MATERIAL SHOWN Block Start
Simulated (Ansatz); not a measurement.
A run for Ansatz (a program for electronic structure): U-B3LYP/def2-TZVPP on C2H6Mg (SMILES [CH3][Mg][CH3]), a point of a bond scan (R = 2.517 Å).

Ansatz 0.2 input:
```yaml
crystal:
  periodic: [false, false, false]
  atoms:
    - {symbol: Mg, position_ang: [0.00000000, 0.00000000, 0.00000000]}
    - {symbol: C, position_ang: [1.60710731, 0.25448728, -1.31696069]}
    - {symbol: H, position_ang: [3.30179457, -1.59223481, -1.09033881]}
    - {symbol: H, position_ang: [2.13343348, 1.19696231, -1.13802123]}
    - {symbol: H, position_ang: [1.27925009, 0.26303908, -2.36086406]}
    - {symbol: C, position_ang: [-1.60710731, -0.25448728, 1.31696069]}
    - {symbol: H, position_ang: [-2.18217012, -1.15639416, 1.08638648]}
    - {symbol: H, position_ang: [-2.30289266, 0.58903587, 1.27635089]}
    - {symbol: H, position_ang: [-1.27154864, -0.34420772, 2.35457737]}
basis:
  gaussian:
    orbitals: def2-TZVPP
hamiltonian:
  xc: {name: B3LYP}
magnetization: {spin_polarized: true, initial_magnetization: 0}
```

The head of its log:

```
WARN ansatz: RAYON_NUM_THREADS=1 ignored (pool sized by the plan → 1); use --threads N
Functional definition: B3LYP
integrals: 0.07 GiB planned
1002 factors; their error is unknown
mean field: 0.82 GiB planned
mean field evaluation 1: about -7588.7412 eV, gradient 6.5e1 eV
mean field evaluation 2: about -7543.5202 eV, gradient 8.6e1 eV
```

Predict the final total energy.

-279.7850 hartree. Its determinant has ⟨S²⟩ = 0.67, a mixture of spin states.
MATERIAL SHOWN Block End

WORK TASK ▸
Write out again, exactly, the lines from the start of the entries up to and including the one with "Predict the final total energy.". Nothing else belongs in the reply.

EXPECTED ANSWER ▸
Simulated (Ansatz); not a measurement.
A run for Ansatz (a program for electronic structure): U-B3LYP/def2-TZVPP on C2H6Mg (SMILES [CH3][Mg][CH3]), a point of a bond scan (R = 2.517 Å).

Ansatz 0.2 input:
```yaml
crystal:
  periodic: [false, false, false]
  atoms:
    - {symbol: Mg, position_ang: [0.00000000, 0.00000000, 0.00000000]}
    - {symbol: C, position_ang: [1.60710731, 0.25448728, -1.31696069]}
    - {symbol: H, position_ang: [3.30179457, -1.59223481, -1.09033881]}
    - {symbol: H, position_ang: [2.13343348, 1.19696231, -1.13802123]}
    - {symbol: H, position_ang: [1.27925009, 0.26303908, -2.36086406]}
    - {symbol: C, position_ang: [-1.60710731, -0.25448728, 1.31696069]}
    - {symbol: H, position_ang: [-2.18217012, -1.15639416, 1.08638648]}
    - {symbol: H, position_ang: [-2.30289266, 0.58903587, 1.27635089]}
    - {symbol: H, position_ang: [-1.27154864, -0.34420772, 2.35457737]}
basis:
  gaussian:
    orbitals: def2-TZVPP
hamiltonian:
  xc: {name: B3LYP}
magnetization: {spin_polarized: true, initial_magnetization: 0}
```

The head of its log:

```
WARN ansatz: RAYON_NUM_THREADS=1 ignored (pool sized by the plan → 1); use --threads N
Functional definition: B3LYP
integrals: 0.07 GiB planned
1002 factors; their error is unknown
mean field: 0.82 GiB planned
mean field evaluation 1: about -7588.7412 eV, gradient 6.5e1 eV
mean field evaluation 2: about -7543.5202 eV, gradient 8.6e1 eV
```

Predict the final total energy.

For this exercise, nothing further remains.